§ Data extract
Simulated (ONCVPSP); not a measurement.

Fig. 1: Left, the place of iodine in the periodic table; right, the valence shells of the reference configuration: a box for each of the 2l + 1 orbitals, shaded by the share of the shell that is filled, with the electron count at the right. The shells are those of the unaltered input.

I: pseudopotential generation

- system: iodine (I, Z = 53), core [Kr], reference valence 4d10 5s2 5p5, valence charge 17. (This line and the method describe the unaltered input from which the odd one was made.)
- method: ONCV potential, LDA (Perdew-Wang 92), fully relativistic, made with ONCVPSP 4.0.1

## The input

§ Work task
Exactly as written, repeat each line from the beginning of the data above to the line containing "I: pseudopotential generation", inclusive.

§ Your solution
Simulated (ONCVPSP); not a measurement.

Fig. 1: Left, the place of iodine in the periodic table; right, the valence shells of the reference configuration: a box for each of the 2l + 1 orbitals, shaded by the share of the shell that is filled, with the electron count at the right. The shells are those of the unaltered input.

I: pseudopotential generation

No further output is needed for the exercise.